▶ _WORK ORDER_: A word-for-word retyping of the listing is the goal.

▶ _RECORDED DATA_:
'''

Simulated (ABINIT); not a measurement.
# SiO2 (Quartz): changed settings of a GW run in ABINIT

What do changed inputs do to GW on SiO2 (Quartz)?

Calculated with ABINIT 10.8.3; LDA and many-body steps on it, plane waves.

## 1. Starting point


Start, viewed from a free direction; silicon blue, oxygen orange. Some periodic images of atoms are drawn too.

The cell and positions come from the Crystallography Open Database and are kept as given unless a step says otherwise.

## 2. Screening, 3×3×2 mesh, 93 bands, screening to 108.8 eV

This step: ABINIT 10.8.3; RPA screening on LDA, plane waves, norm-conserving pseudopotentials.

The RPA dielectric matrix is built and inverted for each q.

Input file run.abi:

'''

▶ _EXPECTED ANSWER_:
Simulated (ABINIT); not a measurement.
# SiO2 (Quartz): changed settings of a GW run in ABINIT

What do changed inputs do to GW on SiO2 (Quartz)?

Calculated with ABINIT 10.8.3; LDA and many-body steps on it, plane waves.

## 1. Starting point


Start, viewed from a free direction; silicon blue, oxygen orange. Some periodic images of atoms are drawn too.

The cell and positions come from the Crystallography Open Database and are kept as given unless a step says otherwise.

## 2. Screening, 3×3×2 mesh, 93 bands, screening to 108.8 eV

This step: ABINIT 10.8.3; RPA screening on LDA, plane waves, norm-conserving pseudopotentials.

The RPA dielectric matrix is built and inverted for each q.

Input file run.abi:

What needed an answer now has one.